**WORK REQUEST:** Each record, exactly as written, should be printed again.

-*-

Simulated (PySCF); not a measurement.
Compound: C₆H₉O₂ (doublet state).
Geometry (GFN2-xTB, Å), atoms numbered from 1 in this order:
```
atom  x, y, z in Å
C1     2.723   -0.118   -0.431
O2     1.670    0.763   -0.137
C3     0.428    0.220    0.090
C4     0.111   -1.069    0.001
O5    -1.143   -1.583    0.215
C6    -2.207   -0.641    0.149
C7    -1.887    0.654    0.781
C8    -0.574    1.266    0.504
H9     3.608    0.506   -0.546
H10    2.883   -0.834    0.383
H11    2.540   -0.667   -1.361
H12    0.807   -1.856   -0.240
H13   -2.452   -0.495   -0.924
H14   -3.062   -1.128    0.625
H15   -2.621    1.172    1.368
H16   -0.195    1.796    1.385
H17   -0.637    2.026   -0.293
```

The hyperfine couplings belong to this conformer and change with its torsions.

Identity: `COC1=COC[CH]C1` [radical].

-*-

**PROBLEM SOLUTION:**
Simulated (PySCF); not a measurement.
Compound: C₆H₉O₂ (doublet state).
Geometry (GFN2-xTB, Å), atoms numbered from 1 in this order:
```
atom  x, y, z in Å
C1     2.723   -0.118   -0.431
O2     1.670    0.763   -0.137
C3     0.428    0.220    0.090
C4     0.111   -1.069    0.001
O5    -1.143   -1.583    0.215
C6    -2.207   -0.641    0.149
C7    -1.887    0.654    0.781
C8    -0.574    1.266    0.504
H9     3.608    0.506   -0.546
H10    2.883   -0.834    0.383
H11    2.540   -0.667   -1.361
H12    0.807   -1.856   -0.240
H13   -2.452   -0.495   -0.924
H14   -3.062   -1.128    0.625
H15   -2.621    1.172    1.368
H16   -0.195    1.796    1.385
H17   -0.637    2.026   -0.293
```

The hyperfine couplings belong to this conformer and change with its torsions.

Identity: `COC1=COC[CH]C1` [radical].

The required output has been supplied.